**WORK ITEM**
Each entry needs to be restated exactly as written.

**SUPPLIED RECORDS**
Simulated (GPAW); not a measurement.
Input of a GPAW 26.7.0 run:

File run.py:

**RESPONSE**
Simulated (GPAW); not a measurement.
Input of a GPAW 26.7.0 run:

File run.py:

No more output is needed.